REQUIREMENT:
Only the stretch of the listing below that runs from the line with "Hardware: 1 thread" through the line with "How long does it take, and how much memory?" is to be printed, exactly and with both ends.

DATASET RECORDS:
::::::
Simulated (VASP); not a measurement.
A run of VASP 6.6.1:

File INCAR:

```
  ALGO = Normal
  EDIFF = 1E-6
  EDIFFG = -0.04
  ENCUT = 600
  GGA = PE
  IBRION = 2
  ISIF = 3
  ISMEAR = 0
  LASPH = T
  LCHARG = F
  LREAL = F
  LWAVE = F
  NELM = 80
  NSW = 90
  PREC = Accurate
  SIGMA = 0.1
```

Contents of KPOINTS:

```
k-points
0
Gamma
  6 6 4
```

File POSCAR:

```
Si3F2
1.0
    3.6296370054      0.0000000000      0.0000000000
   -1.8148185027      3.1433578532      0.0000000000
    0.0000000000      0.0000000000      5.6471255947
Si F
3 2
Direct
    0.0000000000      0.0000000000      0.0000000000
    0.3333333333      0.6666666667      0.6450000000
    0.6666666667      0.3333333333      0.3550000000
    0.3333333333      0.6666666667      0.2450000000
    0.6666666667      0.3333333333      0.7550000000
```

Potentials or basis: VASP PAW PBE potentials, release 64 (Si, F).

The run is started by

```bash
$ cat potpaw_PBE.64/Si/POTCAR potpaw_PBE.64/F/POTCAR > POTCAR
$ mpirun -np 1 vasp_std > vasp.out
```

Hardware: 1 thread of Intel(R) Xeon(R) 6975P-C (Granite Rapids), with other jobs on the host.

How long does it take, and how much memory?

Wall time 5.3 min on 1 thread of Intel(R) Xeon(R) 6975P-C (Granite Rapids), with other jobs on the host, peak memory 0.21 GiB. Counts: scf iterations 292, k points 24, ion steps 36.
::::::

WORKED SOLUTION:
Hardware: 1 thread of Intel(R) Xeon(R) 6975P-C (Granite Rapids), with other jobs on the host.

How long does it take, and how much memory?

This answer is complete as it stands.